## STORED DATA
--- START ---

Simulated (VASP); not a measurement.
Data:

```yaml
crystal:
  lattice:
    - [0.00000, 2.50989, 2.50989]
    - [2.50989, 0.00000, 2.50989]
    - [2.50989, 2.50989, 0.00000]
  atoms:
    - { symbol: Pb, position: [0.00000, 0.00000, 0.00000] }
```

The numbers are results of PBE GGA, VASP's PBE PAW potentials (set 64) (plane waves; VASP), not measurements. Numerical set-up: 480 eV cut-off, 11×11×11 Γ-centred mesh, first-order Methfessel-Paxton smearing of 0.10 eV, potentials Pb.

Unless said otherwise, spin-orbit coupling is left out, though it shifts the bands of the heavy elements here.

--- END ---

A full, exact copy of the entries is the required answer.

## EXERCISE SOLUTION
Simulated (VASP); not a measurement.
Data:

```yaml
crystal:
  lattice:
    - [0.00000, 2.50989, 2.50989]
    - [2.50989, 0.00000, 2.50989]
    - [2.50989, 2.50989, 0.00000]
  atoms:
    - { symbol: Pb, position: [0.00000, 0.00000, 0.00000] }
```

The numbers are results of PBE GGA, VASP's PBE PAW potentials (set 64) (plane waves; VASP), not measurements. Numerical set-up: 480 eV cut-off, 11×11×11 Γ-centred mesh, first-order Methfessel-Paxton smearing of 0.10 eV, potentials Pb.

Unless said otherwise, spin-orbit coupling is left out, though it shifts the bands of the heavy elements here.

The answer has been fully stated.